## WORK TASK
Of all the lines below, return only those starting with the line holding "Predict the space" and going on through the line holding "volume (Å³) |", exactly as written.

────────────────────────────────────────
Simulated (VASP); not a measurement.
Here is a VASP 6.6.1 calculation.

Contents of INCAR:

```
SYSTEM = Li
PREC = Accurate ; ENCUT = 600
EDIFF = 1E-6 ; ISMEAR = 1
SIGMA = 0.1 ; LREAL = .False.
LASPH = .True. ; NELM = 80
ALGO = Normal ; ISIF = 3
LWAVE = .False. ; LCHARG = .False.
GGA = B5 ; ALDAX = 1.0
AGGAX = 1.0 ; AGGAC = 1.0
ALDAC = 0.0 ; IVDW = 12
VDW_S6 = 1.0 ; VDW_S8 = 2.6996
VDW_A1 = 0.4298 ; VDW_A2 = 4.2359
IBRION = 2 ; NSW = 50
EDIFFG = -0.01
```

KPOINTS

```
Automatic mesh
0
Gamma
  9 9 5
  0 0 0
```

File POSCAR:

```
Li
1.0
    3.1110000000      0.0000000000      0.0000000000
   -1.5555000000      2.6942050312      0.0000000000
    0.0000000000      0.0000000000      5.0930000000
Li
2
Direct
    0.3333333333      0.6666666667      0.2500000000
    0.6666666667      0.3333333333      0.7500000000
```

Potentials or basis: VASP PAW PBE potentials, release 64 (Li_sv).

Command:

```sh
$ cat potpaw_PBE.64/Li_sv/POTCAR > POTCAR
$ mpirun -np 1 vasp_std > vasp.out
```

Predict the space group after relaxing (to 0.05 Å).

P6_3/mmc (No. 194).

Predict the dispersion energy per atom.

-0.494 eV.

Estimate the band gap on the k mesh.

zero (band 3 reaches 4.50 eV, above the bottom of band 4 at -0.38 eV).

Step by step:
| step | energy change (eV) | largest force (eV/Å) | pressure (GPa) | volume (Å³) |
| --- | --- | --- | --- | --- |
────────────────────────────────────────

## ANSWER SPACE
Predict the space group after relaxing (to 0.05 Å).

P6_3/mmc (No. 194).

Predict the dispersion energy per atom.

-0.494 eV.

Estimate the band gap on the k mesh.

zero (band 3 reaches 4.50 eV, above the bottom of band 4 at -0.38 eV).

Step by step:
| step | energy change (eV) | largest force (eV/Å) | pressure (GPa) | volume (Å³) |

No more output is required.